_EXERCISE:_ Start at the line in the entries below that contains "Geometry optimised at", stop at the line that contains "0.24 | 0.23 |", and output exactly the lines in that span, both ends included.

--- SOURCE INFORMATION Enclosed Below ---

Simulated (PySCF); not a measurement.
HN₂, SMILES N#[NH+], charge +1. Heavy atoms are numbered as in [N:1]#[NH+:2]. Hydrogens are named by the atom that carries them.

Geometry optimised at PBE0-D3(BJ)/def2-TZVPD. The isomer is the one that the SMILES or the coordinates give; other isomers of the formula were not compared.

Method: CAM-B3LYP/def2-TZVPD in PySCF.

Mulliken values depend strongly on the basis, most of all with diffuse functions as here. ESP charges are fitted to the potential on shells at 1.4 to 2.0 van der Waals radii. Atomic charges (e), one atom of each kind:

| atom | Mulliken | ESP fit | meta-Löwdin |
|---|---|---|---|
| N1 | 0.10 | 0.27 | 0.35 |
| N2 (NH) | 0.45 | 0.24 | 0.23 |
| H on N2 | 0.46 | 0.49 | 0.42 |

--- End of Enclosed SOURCE INFORMATION ---

_ANSWER BOX:_
Geometry optimised at PBE0-D3(BJ)/def2-TZVPD. The isomer is the one that the SMILES or the coordinates give; other isomers of the formula were not compared.

Method: CAM-B3LYP/def2-TZVPD in PySCF.

Mulliken values depend strongly on the basis, most of all with diffuse functions as here. ESP charges are fitted to the potential on shells at 1.4 to 2.0 van der Waals radii. Atomic charges (e), one atom of each kind:

| atom | Mulliken | ESP fit | meta-Löwdin |
|---|---|---|---|
| N1 | 0.10 | 0.27 | 0.35 |
| N2 (NH) | 0.45 | 0.24 | 0.23 |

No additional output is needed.